**Extracted records:**
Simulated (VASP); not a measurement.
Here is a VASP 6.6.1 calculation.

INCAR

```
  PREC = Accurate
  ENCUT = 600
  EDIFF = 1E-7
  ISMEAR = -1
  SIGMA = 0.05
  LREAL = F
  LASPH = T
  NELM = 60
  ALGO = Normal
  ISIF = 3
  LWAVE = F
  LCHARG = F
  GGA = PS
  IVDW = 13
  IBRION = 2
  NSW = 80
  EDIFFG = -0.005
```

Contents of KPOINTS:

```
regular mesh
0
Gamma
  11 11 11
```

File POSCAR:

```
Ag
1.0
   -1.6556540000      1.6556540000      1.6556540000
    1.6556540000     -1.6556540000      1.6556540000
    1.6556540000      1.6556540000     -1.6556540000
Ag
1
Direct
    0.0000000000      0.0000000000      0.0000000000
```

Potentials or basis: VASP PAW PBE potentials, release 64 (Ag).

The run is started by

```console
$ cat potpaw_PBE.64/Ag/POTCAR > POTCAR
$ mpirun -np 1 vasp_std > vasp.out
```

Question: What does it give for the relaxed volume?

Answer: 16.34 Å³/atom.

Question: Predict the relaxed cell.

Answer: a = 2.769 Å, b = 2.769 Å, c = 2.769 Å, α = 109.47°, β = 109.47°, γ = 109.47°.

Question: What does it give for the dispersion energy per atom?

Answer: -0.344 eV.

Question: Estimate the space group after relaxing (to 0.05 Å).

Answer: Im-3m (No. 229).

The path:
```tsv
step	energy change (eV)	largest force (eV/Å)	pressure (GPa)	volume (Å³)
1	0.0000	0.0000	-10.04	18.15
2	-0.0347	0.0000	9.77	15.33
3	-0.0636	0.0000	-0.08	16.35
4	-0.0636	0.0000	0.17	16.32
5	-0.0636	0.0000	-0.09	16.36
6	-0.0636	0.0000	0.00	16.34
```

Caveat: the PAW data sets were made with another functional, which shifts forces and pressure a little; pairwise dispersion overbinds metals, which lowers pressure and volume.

**Work item:** Include the first line of the listing, the line with "The run is started by", and every line between them, each repeated exactly, and output only those.

**Your response:**
Simulated (VASP); not a measurement.
Here is a VASP 6.6.1 calculation.

INCAR

```
  PREC = Accurate
  ENCUT = 600
  EDIFF = 1E-7
  ISMEAR = -1
  SIGMA = 0.05
  LREAL = F
  LASPH = T
  NELM = 60
  ALGO = Normal
  ISIF = 3
  LWAVE = F
  LCHARG = F
  GGA = PS
  IVDW = 13
  IBRION = 2
  NSW = 80
  EDIFFG = -0.005
```

Contents of KPOINTS:

```
regular mesh
0
Gamma
  11 11 11
```

File POSCAR:

```
Ag
1.0
   -1.6556540000      1.6556540000      1.6556540000
    1.6556540000     -1.6556540000      1.6556540000
    1.6556540000      1.6556540000     -1.6556540000
Ag
1
Direct
    0.0000000000      0.0000000000      0.0000000000
```

Potentials or basis: VASP PAW PBE potentials, release 64 (Ag).

The run is started by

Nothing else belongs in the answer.